Please transcribe the listing in its entirety, character for character.

*** Recorded data ***

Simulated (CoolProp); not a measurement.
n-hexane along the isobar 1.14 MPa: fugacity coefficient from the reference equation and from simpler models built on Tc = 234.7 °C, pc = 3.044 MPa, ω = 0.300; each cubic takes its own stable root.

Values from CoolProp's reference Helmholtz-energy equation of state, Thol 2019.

*** End of Recorded data ***

Response:
Simulated (CoolProp); not a measurement.
n-hexane along the isobar 1.14 MPa: fugacity coefficient from the reference equation and from simpler models built on Tc = 234.7 °C, pc = 3.044 MPa, ω = 0.300; each cubic takes its own stable root.

Values from CoolProp's reference Helmholtz-energy equation of state, Thol 2019.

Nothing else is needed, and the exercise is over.